Dataset
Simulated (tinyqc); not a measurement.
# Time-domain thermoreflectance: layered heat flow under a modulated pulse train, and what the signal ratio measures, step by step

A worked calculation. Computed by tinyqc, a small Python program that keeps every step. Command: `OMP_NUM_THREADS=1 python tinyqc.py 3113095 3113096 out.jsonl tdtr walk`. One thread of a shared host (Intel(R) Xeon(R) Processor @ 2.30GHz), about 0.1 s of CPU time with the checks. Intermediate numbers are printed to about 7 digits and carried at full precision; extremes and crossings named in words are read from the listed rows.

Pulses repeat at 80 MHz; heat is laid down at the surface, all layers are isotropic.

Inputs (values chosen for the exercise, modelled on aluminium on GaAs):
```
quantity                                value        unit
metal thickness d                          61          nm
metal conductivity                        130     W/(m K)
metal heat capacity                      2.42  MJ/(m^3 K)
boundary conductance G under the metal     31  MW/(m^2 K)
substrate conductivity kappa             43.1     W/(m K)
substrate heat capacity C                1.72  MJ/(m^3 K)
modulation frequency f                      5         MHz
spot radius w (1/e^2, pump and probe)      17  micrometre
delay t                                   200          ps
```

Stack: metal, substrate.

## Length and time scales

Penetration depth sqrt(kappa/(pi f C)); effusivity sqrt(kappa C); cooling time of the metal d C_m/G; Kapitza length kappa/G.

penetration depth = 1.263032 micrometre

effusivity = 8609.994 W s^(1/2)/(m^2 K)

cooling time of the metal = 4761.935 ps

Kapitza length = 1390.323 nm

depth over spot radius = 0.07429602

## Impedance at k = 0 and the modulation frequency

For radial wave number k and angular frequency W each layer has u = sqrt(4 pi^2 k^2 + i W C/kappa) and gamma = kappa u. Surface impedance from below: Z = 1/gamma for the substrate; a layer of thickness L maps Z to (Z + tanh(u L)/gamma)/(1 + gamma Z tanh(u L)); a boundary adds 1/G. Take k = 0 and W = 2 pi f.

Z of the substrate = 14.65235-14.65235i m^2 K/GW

Task item
Copy out only the lines running from the beginning of the data to the line with "# Time-domain thermoreflectance: layered", both ends included.

Written solution
Simulated (tinyqc); not a measurement.
# Time-domain thermoreflectance: layered heat flow under a modulated pulse train, and what the signal ratio measures, step by step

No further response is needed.